_SUPPLIED MATERIAL:_
---*---
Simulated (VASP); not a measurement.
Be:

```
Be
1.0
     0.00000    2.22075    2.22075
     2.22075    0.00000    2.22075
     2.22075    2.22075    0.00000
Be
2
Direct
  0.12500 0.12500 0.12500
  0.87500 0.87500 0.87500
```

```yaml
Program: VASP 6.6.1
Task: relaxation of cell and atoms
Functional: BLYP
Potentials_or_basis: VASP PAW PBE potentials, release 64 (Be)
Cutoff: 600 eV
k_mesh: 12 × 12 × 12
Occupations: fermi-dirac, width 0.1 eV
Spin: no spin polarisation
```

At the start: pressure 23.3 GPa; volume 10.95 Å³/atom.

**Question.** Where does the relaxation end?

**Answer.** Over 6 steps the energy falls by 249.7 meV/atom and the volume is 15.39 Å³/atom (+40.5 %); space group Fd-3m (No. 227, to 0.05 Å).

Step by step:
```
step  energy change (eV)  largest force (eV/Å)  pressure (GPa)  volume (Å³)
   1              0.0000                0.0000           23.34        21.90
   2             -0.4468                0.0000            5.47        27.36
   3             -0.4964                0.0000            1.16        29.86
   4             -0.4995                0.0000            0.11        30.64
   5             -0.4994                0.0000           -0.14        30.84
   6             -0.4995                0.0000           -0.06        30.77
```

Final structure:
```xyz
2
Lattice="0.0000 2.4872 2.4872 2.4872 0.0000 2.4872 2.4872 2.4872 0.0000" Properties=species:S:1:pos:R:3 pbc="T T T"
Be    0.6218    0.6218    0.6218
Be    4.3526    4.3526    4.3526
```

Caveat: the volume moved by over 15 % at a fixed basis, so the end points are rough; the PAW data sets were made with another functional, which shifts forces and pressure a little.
---*---

_BRIEF:_ Return every entry above with nothing altered.

_WORKED SOLUTION:_
Simulated (VASP); not a measurement.
Be:

```
Be
1.0
     0.00000    2.22075    2.22075
     2.22075    0.00000    2.22075
     2.22075    2.22075    0.00000
Be
2
Direct
  0.12500 0.12500 0.12500
  0.87500 0.87500 0.87500
```

```yaml
Program: VASP 6.6.1
Task: relaxation of cell and atoms
Functional: BLYP
Potentials_or_basis: VASP PAW PBE potentials, release 64 (Be)
Cutoff: 600 eV
k_mesh: 12 × 12 × 12
Occupations: fermi-dirac, width 0.1 eV
Spin: no spin polarisation
```

At the start: pressure 23.3 GPa; volume 10.95 Å³/atom.

**Question.** Where does the relaxation end?

**Answer.** Over 6 steps the energy falls by 249.7 meV/atom and the volume is 15.39 Å³/atom (+40.5 %); space group Fd-3m (No. 227, to 0.05 Å).

Step by step:
```
step  energy change (eV)  largest force (eV/Å)  pressure (GPa)  volume (Å³)
   1              0.0000                0.0000           23.34        21.90
   2             -0.4468                0.0000            5.47        27.36
   3             -0.4964                0.0000            1.16        29.86
   4             -0.4995                0.0000            0.11        30.64
   5             -0.4994                0.0000           -0.14        30.84
   6             -0.4995                0.0000           -0.06        30.77
```

Final structure:
```xyz
2
Lattice="0.0000 2.4872 2.4872 2.4872 0.0000 2.4872 2.4872 2.4872 0.0000" Properties=species:S:1:pos:R:3 pbc="T T T"
Be    0.6218    0.6218    0.6218
Be    4.3526    4.3526    4.3526
```

Caveat: the volume moved by over 15 % at a fixed basis, so the end points are rough; the PAW data sets were made with another functional, which shifts forces and pressure a little.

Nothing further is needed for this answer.